= = =
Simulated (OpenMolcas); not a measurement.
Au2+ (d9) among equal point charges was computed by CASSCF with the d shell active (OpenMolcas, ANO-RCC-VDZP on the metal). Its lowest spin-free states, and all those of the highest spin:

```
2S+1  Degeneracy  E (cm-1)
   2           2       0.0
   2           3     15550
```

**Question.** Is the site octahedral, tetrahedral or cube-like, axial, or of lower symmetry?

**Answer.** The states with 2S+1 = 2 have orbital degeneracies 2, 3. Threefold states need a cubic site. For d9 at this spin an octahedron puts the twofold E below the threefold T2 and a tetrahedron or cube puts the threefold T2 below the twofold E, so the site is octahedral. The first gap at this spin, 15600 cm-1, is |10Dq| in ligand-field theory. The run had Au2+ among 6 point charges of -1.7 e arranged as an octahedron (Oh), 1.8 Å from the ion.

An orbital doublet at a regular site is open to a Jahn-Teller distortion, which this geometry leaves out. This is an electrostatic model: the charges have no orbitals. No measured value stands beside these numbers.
= = =

● Work order
The answer should consist of every entry, repeated word for word.

● Worked solution
Simulated (OpenMolcas); not a measurement.
Au2+ (d9) among equal point charges was computed by CASSCF with the d shell active (OpenMolcas, ANO-RCC-VDZP on the metal). Its lowest spin-free states, and all those of the highest spin:

```
2S+1  Degeneracy  E (cm-1)
   2           2       0.0
   2           3     15550
```

**Question.** Is the site octahedral, tetrahedral or cube-like, axial, or of lower symmetry?

**Answer.** The states with 2S+1 = 2 have orbital degeneracies 2, 3. Threefold states need a cubic site. For d9 at this spin an octahedron puts the twofold E below the threefold T2 and a tetrahedron or cube puts the threefold T2 below the twofold E, so the site is octahedral. The first gap at this spin, 15600 cm-1, is |10Dq| in ligand-field theory. The run had Au2+ among 6 point charges of -1.7 e arranged as an octahedron (Oh), 1.8 Å from the ion.

An orbital doublet at a regular site is open to a Jahn-Teller distortion, which this geometry leaves out. This is an electrostatic model: the charges have no orbitals. No measured value stands beside these numbers.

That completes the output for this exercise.